◆ **RECORDS PROVIDED**
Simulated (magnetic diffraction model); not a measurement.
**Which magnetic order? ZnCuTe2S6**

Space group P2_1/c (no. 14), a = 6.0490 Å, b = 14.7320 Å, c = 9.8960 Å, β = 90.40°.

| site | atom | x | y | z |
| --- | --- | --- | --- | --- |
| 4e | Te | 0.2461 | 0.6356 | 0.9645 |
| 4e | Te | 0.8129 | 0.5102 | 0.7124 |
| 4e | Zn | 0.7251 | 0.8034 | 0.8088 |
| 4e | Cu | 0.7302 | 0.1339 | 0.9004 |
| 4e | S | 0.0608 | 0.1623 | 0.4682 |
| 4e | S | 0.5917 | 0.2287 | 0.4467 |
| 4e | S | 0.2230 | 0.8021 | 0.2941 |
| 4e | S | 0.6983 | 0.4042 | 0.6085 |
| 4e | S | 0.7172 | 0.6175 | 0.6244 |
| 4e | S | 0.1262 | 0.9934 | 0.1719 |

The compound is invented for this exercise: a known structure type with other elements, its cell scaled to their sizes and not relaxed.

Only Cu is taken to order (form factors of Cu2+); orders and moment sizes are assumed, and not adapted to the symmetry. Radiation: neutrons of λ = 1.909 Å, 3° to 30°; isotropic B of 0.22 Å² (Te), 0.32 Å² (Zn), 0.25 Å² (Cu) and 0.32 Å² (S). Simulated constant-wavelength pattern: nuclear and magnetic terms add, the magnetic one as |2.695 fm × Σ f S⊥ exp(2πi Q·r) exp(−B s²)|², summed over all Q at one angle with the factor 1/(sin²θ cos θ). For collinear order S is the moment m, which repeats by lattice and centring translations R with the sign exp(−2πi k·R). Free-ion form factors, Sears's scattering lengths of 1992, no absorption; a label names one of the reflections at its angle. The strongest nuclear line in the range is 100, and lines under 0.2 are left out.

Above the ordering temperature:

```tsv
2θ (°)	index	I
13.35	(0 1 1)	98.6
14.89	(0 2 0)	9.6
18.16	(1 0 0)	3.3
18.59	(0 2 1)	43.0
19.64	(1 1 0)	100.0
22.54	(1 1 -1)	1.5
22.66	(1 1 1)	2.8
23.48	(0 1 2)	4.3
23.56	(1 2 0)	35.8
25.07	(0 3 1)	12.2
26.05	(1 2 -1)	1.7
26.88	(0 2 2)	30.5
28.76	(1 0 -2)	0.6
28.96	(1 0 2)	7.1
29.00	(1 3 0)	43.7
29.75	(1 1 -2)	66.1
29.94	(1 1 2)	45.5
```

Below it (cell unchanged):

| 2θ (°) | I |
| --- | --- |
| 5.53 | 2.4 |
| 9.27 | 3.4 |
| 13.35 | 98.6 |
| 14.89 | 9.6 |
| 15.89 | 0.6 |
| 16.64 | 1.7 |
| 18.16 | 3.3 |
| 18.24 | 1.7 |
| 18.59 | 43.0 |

◆ **WORK TASK**
In the data above, find the line that contains "The compound is" and the line that contains "18.24 | 1.7 |". Repeat exactly those lines and every line between them, and only those.

◆ **EXERCISE RESULT**
The compound is invented for this exercise: a known structure type with other elements, its cell scaled to their sizes and not relaxed.

Only Cu is taken to order (form factors of Cu2+); orders and moment sizes are assumed, and not adapted to the symmetry. Radiation: neutrons of λ = 1.909 Å, 3° to 30°; isotropic B of 0.22 Å² (Te), 0.32 Å² (Zn), 0.25 Å² (Cu) and 0.32 Å² (S). Simulated constant-wavelength pattern: nuclear and magnetic terms add, the magnetic one as |2.695 fm × Σ f S⊥ exp(2πi Q·r) exp(−B s²)|², summed over all Q at one angle with the factor 1/(sin²θ cos θ). For collinear order S is the moment m, which repeats by lattice and centring translations R with the sign exp(−2πi k·R). Free-ion form factors, Sears's scattering lengths of 1992, no absorption; a label names one of the reflections at its angle. The strongest nuclear line in the range is 100, and lines under 0.2 are left out.

Above the ordering temperature:

```tsv
2θ (°)	index	I
13.35	(0 1 1)	98.6
14.89	(0 2 0)	9.6
18.16	(1 0 0)	3.3
18.59	(0 2 1)	43.0
19.64	(1 1 0)	100.0
22.54	(1 1 -1)	1.5
22.66	(1 1 1)	2.8
23.48	(0 1 2)	4.3
23.56	(1 2 0)	35.8
25.07	(0 3 1)	12.2
26.05	(1 2 -1)	1.7
26.88	(0 2 2)	30.5
28.76	(1 0 -2)	0.6
28.96	(1 0 2)	7.1
29.00	(1 3 0)	43.7
29.75	(1 1 -2)	66.1
29.94	(1 1 2)	45.5
```

Below it (cell unchanged):

| 2θ (°) | I |
| --- | --- |
| 5.53 | 2.4 |
| 9.27 | 3.4 |
| 13.35 | 98.6 |
| 14.89 | 9.6 |
| 15.89 | 0.6 |
| 16.64 | 1.7 |
| 18.16 | 3.3 |
| 18.24 | 1.7 |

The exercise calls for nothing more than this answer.